··· Entries supplied ···

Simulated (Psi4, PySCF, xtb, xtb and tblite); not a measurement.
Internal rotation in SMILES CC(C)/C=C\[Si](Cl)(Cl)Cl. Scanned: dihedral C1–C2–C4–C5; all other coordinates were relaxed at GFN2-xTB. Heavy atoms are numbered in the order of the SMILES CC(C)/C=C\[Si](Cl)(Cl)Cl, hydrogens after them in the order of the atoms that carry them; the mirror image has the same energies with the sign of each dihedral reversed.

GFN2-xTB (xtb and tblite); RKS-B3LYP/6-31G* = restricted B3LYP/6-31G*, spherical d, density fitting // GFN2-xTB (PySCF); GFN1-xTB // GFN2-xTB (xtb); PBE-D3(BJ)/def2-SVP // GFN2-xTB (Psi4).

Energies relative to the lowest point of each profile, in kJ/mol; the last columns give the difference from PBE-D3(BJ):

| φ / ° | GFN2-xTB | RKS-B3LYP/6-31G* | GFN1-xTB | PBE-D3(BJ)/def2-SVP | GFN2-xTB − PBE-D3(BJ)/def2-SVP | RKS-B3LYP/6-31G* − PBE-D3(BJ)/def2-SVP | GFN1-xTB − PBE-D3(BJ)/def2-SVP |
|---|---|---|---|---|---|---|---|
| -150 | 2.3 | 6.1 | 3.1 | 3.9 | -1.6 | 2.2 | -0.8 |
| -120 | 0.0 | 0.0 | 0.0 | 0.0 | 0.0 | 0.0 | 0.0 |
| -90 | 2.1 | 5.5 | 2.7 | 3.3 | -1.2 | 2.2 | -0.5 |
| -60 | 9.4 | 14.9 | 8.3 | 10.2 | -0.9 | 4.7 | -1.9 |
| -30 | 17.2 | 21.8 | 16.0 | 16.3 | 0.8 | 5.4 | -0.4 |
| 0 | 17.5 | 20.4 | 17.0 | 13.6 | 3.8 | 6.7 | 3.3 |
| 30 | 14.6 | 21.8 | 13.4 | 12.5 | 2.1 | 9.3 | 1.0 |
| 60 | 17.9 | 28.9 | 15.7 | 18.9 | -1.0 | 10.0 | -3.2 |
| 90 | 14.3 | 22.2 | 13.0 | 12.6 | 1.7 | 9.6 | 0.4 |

···

Work request >> Each line in the entries above, starting at the line with "0.0 | 0.0 | 0.0 | 0.0 |" and ending at the line with "0.8 | 5.4 | -0.4 |", is to be printed exactly, and only those lines.

Exercise answer >>
| -120 | 0.0 | 0.0 | 0.0 | 0.0 | 0.0 | 0.0 | 0.0 |
| -90 | 2.1 | 5.5 | 2.7 | 3.3 | -1.2 | 2.2 | -0.5 |
| -60 | 9.4 | 14.9 | 8.3 | 10.2 | -0.9 | 4.7 | -1.9 |
| -30 | 17.2 | 21.8 | 16.0 | 16.3 | 0.8 | 5.4 | -0.4 |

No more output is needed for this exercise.